> _Assigned task_: Beginning at the top of the data below, write out every line exactly until you reach the line with "(2) 1.98 eV, indirect", and include that line.

_____

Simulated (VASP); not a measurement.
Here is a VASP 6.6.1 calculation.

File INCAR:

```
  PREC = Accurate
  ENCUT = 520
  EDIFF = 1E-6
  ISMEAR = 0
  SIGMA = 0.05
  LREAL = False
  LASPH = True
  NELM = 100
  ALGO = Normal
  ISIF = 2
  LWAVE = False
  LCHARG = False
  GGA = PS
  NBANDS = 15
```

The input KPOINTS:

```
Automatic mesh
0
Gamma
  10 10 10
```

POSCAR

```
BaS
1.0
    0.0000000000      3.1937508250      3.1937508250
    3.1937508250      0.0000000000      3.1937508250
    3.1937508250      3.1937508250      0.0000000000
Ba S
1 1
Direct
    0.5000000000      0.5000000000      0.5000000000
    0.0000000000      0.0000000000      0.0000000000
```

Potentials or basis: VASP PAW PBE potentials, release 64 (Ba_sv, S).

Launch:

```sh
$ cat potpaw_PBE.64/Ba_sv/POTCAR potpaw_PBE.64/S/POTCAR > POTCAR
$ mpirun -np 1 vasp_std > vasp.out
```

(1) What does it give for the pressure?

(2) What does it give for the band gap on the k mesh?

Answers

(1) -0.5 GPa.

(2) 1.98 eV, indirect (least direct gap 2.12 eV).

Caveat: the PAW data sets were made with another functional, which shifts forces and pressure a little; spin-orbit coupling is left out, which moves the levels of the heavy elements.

_____

> _Task answer_:
Simulated (VASP); not a measurement.
Here is a VASP 6.6.1 calculation.

File INCAR:

```
  PREC = Accurate
  ENCUT = 520
  EDIFF = 1E-6
  ISMEAR = 0
  SIGMA = 0.05
  LREAL = False
  LASPH = True
  NELM = 100
  ALGO = Normal
  ISIF = 2
  LWAVE = False
  LCHARG = False
  GGA = PS
  NBANDS = 15
```

The input KPOINTS:

```
Automatic mesh
0
Gamma
  10 10 10
```

POSCAR

```
BaS
1.0
    0.0000000000      3.1937508250      3.1937508250
    3.1937508250      0.0000000000      3.1937508250
    3.1937508250      3.1937508250      0.0000000000
Ba S
1 1
Direct
    0.5000000000      0.5000000000      0.5000000000
    0.0000000000      0.0000000000      0.0000000000
```

Potentials or basis: VASP PAW PBE potentials, release 64 (Ba_sv, S).

Launch:

```sh
$ cat potpaw_PBE.64/Ba_sv/POTCAR potpaw_PBE.64/S/POTCAR > POTCAR
$ mpirun -np 1 vasp_std > vasp.out
```

(1) What does it give for the pressure?

(2) What does it give for the band gap on the k mesh?

Answers

(1) -0.5 GPa.

(2) 1.98 eV, indirect (least direct gap 2.12 eV).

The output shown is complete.